→ **Work request**
Below are some records; output exactly the lines from the line with "(1) GeH₄SO ([OH][GeH2][SH])" to the line with "Labels in which", both ends kept, and nothing more.

→ **Provided material**
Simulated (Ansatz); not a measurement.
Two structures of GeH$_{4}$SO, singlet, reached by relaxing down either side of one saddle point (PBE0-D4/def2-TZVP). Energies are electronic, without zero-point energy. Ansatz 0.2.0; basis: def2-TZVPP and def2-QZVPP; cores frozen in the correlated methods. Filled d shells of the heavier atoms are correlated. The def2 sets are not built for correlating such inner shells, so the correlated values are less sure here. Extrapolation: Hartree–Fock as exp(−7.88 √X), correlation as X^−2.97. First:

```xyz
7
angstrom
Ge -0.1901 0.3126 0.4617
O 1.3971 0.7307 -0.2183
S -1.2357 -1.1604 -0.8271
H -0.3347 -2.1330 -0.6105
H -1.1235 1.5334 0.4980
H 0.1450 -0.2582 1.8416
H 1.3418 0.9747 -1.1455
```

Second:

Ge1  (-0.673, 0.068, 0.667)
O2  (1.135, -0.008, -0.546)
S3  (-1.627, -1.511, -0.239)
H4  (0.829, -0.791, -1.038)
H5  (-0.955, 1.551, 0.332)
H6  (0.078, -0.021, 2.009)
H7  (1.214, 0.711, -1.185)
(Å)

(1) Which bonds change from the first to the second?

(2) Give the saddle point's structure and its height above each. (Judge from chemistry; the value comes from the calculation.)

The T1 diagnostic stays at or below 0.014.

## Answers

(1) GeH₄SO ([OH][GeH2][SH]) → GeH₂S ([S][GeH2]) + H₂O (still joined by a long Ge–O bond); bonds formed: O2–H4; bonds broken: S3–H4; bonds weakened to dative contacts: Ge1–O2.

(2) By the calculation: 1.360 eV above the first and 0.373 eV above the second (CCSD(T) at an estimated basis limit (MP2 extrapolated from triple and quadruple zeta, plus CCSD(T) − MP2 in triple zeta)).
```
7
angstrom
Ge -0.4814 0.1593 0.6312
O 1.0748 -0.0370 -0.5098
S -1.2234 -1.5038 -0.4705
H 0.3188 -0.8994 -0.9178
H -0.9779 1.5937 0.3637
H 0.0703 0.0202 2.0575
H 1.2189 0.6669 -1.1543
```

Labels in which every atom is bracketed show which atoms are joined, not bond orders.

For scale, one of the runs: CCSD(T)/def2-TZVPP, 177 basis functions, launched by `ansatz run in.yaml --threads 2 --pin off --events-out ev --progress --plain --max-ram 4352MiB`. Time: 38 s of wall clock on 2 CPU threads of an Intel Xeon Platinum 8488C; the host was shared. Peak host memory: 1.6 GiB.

→ **Problem solution**
(1) GeH₄SO ([OH][GeH2][SH]) → GeH₂S ([S][GeH2]) + H₂O (still joined by a long Ge–O bond); bonds formed: O2–H4; bonds broken: S3–H4; bonds weakened to dative contacts: Ge1–O2.

(2) By the calculation: 1.360 eV above the first and 0.373 eV above the second (CCSD(T) at an estimated basis limit (MP2 extrapolated from triple and quadruple zeta, plus CCSD(T) − MP2 in triple zeta)).
```
7
angstrom
Ge -0.4814 0.1593 0.6312
O 1.0748 -0.0370 -0.5098
S -1.2234 -1.5038 -0.4705
H 0.3188 -0.8994 -0.9178
H -0.9779 1.5937 0.3637
H 0.0703 0.0202 2.0575
H 1.2189 0.6669 -1.1543
```

Labels in which every atom is bracketed show which atoms are joined, not bond orders.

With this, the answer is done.